• _Work instruction_:
Output each entry exactly as written.

= Beginning of Section =
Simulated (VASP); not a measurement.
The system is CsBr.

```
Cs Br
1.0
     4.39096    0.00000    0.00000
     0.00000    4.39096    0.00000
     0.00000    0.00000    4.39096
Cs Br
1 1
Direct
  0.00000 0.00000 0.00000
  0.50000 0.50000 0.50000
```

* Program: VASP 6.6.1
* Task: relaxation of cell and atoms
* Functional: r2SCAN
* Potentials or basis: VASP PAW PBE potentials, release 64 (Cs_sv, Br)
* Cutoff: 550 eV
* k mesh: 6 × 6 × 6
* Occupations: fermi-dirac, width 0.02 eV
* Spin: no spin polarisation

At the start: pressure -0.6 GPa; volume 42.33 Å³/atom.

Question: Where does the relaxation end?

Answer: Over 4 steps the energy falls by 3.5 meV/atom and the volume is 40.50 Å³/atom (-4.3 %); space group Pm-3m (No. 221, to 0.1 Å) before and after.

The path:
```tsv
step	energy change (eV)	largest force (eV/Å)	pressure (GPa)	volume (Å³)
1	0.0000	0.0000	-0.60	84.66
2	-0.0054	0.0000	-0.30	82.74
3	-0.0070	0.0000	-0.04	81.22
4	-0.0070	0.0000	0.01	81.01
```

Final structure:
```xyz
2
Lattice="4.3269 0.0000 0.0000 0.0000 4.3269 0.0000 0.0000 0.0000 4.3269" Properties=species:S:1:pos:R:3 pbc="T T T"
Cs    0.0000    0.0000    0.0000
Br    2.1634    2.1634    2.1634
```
= End of Section =

• _Reply_:
Simulated (VASP); not a measurement.
The system is CsBr.

```
Cs Br
1.0
     4.39096    0.00000    0.00000
     0.00000    4.39096    0.00000
     0.00000    0.00000    4.39096
Cs Br
1 1
Direct
  0.00000 0.00000 0.00000
  0.50000 0.50000 0.50000
```

* Program: VASP 6.6.1
* Task: relaxation of cell and atoms
* Functional: r2SCAN
* Potentials or basis: VASP PAW PBE potentials, release 64 (Cs_sv, Br)
* Cutoff: 550 eV
* k mesh: 6 × 6 × 6
* Occupations: fermi-dirac, width 0.02 eV
* Spin: no spin polarisation

At the start: pressure -0.6 GPa; volume 42.33 Å³/atom.

Question: Where does the relaxation end?

Answer: Over 4 steps the energy falls by 3.5 meV/atom and the volume is 40.50 Å³/atom (-4.3 %); space group Pm-3m (No. 221, to 0.1 Å) before and after.

The path:
```tsv
step	energy change (eV)	largest force (eV/Å)	pressure (GPa)	volume (Å³)
1	0.0000	0.0000	-0.60	84.66
2	-0.0054	0.0000	-0.30	82.74
3	-0.0070	0.0000	-0.04	81.22
4	-0.0070	0.0000	0.01	81.01
```

Final structure:
```xyz
2
Lattice="4.3269 0.0000 0.0000 0.0000 4.3269 0.0000 0.0000 0.0000 4.3269" Properties=species:S:1:pos:R:3 pbc="T T T"
Cs    0.0000    0.0000    0.0000
Br    2.1634    2.1634    2.1634
```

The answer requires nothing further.